- **Data excerpts**
━━━━━━
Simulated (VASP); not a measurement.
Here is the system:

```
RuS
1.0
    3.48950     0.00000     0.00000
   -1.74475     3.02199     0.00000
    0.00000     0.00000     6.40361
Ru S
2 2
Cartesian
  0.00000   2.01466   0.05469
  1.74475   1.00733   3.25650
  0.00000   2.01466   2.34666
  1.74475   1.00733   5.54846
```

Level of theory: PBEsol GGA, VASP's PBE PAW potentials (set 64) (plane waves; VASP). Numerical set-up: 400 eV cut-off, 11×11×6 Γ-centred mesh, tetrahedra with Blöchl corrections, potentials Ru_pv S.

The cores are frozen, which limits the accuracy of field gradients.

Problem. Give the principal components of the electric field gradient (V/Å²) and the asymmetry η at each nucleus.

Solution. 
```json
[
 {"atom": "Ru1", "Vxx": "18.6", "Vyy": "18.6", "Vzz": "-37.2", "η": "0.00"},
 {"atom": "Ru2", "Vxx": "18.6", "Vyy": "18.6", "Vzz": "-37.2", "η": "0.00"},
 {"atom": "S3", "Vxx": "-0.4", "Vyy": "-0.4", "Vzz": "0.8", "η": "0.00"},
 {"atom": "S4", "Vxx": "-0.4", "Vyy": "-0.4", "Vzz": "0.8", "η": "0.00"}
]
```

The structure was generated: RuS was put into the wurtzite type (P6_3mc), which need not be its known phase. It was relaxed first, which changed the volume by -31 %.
━━━━━━

- **Assigned task**
Only the lines from the first line of the records through the line with "The cores are" should be reproduced, exactly and with nothing added.

- **Written solution**
Simulated (VASP); not a measurement.
Here is the system:

```
RuS
1.0
    3.48950     0.00000     0.00000
   -1.74475     3.02199     0.00000
    0.00000     0.00000     6.40361
Ru S
2 2
Cartesian
  0.00000   2.01466   0.05469
  1.74475   1.00733   3.25650
  0.00000   2.01466   2.34666
  1.74475   1.00733   5.54846
```

Level of theory: PBEsol GGA, VASP's PBE PAW potentials (set 64) (plane waves; VASP). Numerical set-up: 400 eV cut-off, 11×11×6 Γ-centred mesh, tetrahedra with Blöchl corrections, potentials Ru_pv S.

The cores are frozen, which limits the accuracy of field gradients.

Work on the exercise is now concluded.